ACTIVITY: Where a line looks odd, keep it as it is and transcribe all the material.

DATASET:
=== Begin Enclosure ===

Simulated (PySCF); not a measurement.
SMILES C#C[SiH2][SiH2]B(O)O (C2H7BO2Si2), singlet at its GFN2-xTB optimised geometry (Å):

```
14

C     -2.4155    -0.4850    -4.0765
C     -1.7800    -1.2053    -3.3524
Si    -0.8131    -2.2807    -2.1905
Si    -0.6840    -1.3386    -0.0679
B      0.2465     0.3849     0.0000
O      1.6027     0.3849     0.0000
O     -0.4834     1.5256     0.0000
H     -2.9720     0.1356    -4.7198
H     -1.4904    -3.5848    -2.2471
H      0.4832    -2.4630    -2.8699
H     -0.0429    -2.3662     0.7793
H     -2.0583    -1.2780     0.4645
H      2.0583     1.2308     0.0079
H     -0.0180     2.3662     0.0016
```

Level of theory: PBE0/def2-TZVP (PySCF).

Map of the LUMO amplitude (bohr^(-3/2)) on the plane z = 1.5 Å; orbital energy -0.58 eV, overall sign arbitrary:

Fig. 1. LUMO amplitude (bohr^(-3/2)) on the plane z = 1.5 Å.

=== End Enclosure ===

REPLY:
Simulated (PySCF); not a measurement.
SMILES C#C[SiH2][SiH2]B(O)O (C2H7BO2Si2), singlet at its GFN2-xTB optimised geometry (Å):

```
14

C     -2.4155    -0.4850    -4.0765
C     -1.7800    -1.2053    -3.3524
Si    -0.8131    -2.2807    -2.1905
Si    -0.6840    -1.3386    -0.0679
B      0.2465     0.3849     0.0000
O      1.6027     0.3849     0.0000
O     -0.4834     1.5256     0.0000
H     -2.9720     0.1356    -4.7198
H     -1.4904    -3.5848    -2.2471
H      0.4832    -2.4630    -2.8699
H     -0.0429    -2.3662     0.7793
H     -2.0583    -1.2780     0.4645
H      2.0583     1.2308     0.0079
H     -0.0180     2.3662     0.0016
```

Level of theory: PBE0/def2-TZVP (PySCF).

Map of the LUMO amplitude (bohr^(-3/2)) on the plane z = 1.5 Å; orbital energy -0.58 eV, overall sign arbitrary:

Fig. 1. LUMO amplitude (bohr^(-3/2)) on the plane z = 1.5 Å.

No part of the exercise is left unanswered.